**BRIEF**:
Print out the entries that follow exactly, missing none.

(Beginning of RECORDS PROVIDED)

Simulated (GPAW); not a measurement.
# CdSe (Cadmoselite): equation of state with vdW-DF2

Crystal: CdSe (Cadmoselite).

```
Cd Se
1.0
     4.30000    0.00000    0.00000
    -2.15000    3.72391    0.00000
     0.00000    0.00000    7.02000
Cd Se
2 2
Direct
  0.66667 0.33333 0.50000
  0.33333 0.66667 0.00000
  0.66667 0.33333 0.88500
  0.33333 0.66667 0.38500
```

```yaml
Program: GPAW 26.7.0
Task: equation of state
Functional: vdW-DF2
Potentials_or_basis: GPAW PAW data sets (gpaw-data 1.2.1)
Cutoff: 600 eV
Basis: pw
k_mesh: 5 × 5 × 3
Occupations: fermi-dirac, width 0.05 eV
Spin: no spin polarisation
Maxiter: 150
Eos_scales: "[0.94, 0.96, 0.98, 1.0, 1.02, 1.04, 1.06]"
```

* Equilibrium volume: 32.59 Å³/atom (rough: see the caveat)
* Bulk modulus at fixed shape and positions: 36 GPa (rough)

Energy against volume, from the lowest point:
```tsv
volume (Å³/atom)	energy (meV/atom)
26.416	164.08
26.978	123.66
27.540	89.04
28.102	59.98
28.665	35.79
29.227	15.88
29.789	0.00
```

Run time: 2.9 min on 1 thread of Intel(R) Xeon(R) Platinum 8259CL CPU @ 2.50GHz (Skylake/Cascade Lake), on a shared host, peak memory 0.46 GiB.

(End of RECORDS PROVIDED)

**WRITTEN RESPONSE**:
Simulated (GPAW); not a measurement.
# CdSe (Cadmoselite): equation of state with vdW-DF2

Crystal: CdSe (Cadmoselite).

```
Cd Se
1.0
     4.30000    0.00000    0.00000
    -2.15000    3.72391    0.00000
     0.00000    0.00000    7.02000
Cd Se
2 2
Direct
  0.66667 0.33333 0.50000
  0.33333 0.66667 0.00000
  0.66667 0.33333 0.88500
  0.33333 0.66667 0.38500
```

```yaml
Program: GPAW 26.7.0
Task: equation of state
Functional: vdW-DF2
Potentials_or_basis: GPAW PAW data sets (gpaw-data 1.2.1)
Cutoff: 600 eV
Basis: pw
k_mesh: 5 × 5 × 3
Occupations: fermi-dirac, width 0.05 eV
Spin: no spin polarisation
Maxiter: 150
Eos_scales: "[0.94, 0.96, 0.98, 1.0, 1.02, 1.04, 1.06]"
```

* Equilibrium volume: 32.59 Å³/atom (rough: see the caveat)
* Bulk modulus at fixed shape and positions: 36 GPa (rough)

Energy against volume, from the lowest point:
```tsv
volume (Å³/atom)	energy (meV/atom)
26.416	164.08
26.978	123.66
27.540	89.04
28.102	59.98
28.665	35.79
29.227	15.88
29.789	0.00
```

Run time: 2.9 min on 1 thread of Intel(R) Xeon(R) Platinum 8259CL CPU @ 2.50GHz (Skylake/Cascade Lake), on a shared host, peak memory 0.46 GiB.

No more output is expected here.